Requirement>
From the entries that follow, copy exactly the lines beginning at the line holding "Method: Kohn–Sham DFT" and continuing through the line holding "Each value is".

•••

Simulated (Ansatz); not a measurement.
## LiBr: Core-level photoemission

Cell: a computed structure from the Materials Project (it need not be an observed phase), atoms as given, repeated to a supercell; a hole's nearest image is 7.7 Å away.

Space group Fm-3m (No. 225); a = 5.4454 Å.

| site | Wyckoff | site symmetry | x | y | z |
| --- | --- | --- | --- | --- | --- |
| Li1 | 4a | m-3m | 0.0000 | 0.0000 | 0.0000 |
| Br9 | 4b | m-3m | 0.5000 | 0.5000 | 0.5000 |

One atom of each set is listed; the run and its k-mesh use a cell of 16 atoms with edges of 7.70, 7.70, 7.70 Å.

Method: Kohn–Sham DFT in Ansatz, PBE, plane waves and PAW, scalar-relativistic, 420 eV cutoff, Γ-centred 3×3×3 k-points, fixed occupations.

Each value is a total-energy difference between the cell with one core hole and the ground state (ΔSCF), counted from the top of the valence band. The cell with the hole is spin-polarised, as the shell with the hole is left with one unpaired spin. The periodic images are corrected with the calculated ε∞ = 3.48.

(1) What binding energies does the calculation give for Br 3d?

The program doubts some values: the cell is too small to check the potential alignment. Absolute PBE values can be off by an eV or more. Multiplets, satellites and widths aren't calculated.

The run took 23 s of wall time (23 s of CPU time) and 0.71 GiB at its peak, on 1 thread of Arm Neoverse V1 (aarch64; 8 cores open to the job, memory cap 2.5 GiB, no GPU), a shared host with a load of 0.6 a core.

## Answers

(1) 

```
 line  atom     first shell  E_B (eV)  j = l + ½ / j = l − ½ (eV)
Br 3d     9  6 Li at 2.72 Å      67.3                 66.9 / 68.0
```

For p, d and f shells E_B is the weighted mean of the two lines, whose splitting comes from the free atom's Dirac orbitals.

•••

Task response>
Method: Kohn–Sham DFT in Ansatz, PBE, plane waves and PAW, scalar-relativistic, 420 eV cutoff, Γ-centred 3×3×3 k-points, fixed occupations.

Each value is a total-energy difference between the cell with one core hole and the ground state (ΔSCF), counted from the top of the valence band. The cell with the hole is spin-polarised, as the shell with the hole is left with one unpaired spin. The periodic images are corrected with the calculated ε∞ = 3.48.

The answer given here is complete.